Transcribe only the lines between the first line of the records and the line containing "the largest sphere.**", inclusive, exactly as written.

*RECORDS SUPPLIED:*
╔══
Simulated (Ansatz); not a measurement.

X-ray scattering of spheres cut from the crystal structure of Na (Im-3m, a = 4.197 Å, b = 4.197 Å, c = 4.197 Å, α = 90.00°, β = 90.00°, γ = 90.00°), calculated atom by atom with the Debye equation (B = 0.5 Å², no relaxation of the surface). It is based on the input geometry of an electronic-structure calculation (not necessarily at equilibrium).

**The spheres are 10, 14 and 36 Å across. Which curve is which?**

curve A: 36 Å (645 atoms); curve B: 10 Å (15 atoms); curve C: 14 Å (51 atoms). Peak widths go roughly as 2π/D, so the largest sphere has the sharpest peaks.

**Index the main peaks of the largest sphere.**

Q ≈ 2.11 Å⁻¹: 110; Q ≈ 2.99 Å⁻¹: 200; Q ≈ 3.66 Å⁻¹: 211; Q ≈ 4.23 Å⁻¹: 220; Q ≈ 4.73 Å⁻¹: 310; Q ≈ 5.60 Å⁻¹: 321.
╚══

*SOLUTION:*
Simulated (Ansatz); not a measurement.

X-ray scattering of spheres cut from the crystal structure of Na (Im-3m, a = 4.197 Å, b = 4.197 Å, c = 4.197 Å, α = 90.00°, β = 90.00°, γ = 90.00°), calculated atom by atom with the Debye equation (B = 0.5 Å², no relaxation of the surface). It is based on the input geometry of an electronic-structure calculation (not necessarily at equilibrium).

**The spheres are 10, 14 and 36 Å across. Which curve is which?**

curve A: 36 Å (645 atoms); curve B: 10 Å (15 atoms); curve C: 14 Å (51 atoms). Peak widths go roughly as 2π/D, so the largest sphere has the sharpest peaks.

**Index the main peaks of the largest sphere.**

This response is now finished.